Only the lines below, from the one with "The run is started by" through the one with "Q: Estimate the site moments.", are to be written out, exactly.

[Opening Supplied entries section]

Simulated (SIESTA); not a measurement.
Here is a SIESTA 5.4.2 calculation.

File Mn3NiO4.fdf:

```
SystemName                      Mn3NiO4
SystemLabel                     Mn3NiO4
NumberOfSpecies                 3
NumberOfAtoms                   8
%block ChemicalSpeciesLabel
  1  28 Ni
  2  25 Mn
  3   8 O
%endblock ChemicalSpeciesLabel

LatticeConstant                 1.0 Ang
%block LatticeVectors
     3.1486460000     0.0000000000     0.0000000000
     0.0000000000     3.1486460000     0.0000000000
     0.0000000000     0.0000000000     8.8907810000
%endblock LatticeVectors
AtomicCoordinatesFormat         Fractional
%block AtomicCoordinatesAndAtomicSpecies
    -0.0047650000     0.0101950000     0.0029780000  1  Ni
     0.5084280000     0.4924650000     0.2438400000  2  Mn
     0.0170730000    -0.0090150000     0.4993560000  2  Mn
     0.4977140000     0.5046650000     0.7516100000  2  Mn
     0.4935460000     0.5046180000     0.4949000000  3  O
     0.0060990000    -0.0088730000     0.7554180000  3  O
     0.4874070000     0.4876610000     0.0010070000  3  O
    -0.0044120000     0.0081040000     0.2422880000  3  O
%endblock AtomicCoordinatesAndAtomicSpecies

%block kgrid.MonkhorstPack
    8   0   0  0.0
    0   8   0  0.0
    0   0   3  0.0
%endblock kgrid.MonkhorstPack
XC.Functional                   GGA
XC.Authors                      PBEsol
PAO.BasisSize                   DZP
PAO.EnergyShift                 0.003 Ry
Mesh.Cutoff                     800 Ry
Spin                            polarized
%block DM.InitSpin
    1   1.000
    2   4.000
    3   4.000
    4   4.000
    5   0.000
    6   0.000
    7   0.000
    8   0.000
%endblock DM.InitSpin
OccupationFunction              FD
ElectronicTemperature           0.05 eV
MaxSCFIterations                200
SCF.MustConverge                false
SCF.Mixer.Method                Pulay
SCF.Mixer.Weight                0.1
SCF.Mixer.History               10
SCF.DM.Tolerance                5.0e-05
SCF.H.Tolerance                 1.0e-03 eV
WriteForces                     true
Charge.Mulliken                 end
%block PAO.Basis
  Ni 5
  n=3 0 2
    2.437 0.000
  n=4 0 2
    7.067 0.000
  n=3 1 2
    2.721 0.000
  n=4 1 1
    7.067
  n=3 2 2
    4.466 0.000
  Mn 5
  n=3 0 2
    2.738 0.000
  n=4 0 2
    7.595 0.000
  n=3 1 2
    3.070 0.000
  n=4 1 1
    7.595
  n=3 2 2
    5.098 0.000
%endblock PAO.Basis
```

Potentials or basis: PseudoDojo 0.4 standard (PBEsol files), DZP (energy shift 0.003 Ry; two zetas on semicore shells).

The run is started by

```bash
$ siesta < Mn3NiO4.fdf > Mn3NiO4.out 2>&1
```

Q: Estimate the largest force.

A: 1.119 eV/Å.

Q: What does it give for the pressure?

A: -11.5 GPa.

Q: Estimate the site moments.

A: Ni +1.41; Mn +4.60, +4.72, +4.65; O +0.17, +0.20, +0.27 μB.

[Closing Supplied entries section]

▸ **Result**:
The run is started by

```bash
$ siesta < Mn3NiO4.fdf > Mn3NiO4.out 2>&1
```

Q: Estimate the largest force.

A: 1.119 eV/Å.

Q: What does it give for the pressure?

A: -11.5 GPa.

Q: Estimate the site moments.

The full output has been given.